- Required action -
When you reach the line in the data below that contains "Question: Give the", please start repeating lines exactly, and stop after the line that contains "Answer: Hirshfeld: r", repeating nothing else.

- Supplied material -
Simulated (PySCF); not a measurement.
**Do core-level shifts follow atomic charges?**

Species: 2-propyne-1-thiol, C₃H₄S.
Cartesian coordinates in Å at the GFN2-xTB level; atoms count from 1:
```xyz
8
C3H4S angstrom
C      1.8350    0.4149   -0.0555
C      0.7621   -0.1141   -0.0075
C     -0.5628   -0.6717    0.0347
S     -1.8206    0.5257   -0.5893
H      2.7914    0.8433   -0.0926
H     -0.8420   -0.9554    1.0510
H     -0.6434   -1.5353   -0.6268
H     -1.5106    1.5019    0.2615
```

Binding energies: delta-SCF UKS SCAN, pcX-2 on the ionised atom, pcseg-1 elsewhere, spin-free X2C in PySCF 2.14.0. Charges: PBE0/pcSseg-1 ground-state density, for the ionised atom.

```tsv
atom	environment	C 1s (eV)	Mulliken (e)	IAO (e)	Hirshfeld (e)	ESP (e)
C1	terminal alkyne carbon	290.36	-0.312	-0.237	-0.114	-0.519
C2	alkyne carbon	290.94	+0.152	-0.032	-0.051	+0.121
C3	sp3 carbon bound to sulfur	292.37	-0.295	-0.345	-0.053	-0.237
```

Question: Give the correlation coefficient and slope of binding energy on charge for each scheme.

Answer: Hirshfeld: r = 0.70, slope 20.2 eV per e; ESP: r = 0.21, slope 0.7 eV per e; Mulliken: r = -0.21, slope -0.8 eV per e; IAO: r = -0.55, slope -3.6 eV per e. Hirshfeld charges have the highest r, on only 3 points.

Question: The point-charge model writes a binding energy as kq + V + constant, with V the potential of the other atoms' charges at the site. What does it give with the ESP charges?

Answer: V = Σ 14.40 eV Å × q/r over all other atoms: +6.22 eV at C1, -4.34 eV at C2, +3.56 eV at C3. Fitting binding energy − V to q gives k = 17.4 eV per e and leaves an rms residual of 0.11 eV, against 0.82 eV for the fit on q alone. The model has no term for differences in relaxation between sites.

- Solution -
Question: Give the correlation coefficient and slope of binding energy on charge for each scheme.

Answer: Hirshfeld: r = 0.70, slope 20.2 eV per e; ESP: r = 0.21, slope 0.7 eV per e; Mulliken: r = -0.21, slope -0.8 eV per e; IAO: r = -0.55, slope -3.6 eV per e. Hirshfeld charges have the highest r, on only 3 points.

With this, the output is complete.